WORK REQUEST> In the listing below, the line containing "### Step 1. The cell of the first run" marks the end; copy exactly every line from the first through that one.

***** EXTRACTED RECORDS
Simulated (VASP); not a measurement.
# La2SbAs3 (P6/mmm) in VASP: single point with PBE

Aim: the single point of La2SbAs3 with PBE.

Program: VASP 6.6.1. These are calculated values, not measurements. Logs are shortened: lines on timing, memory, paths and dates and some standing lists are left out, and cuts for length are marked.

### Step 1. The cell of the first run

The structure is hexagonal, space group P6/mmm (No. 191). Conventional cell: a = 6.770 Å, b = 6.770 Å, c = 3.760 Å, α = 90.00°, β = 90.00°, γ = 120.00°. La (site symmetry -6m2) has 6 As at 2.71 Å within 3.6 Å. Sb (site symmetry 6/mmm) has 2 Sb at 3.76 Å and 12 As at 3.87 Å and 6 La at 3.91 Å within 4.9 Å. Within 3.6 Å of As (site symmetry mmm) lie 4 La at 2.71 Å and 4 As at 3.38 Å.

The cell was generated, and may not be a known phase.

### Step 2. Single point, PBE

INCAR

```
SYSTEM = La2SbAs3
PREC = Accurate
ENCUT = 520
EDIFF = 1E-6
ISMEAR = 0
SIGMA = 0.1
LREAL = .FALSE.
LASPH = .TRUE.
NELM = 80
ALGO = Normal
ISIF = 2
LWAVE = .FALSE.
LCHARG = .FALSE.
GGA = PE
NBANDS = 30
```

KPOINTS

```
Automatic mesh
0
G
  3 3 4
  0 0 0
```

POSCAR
**********

WRITTEN RESPONSE>
Simulated (VASP); not a measurement.
# La2SbAs3 (P6/mmm) in VASP: single point with PBE

Aim: the single point of La2SbAs3 with PBE.

Program: VASP 6.6.1. These are calculated values, not measurements. Logs are shortened: lines on timing, memory, paths and dates and some standing lists are left out, and cuts for length are marked.

### Step 1. The cell of the first run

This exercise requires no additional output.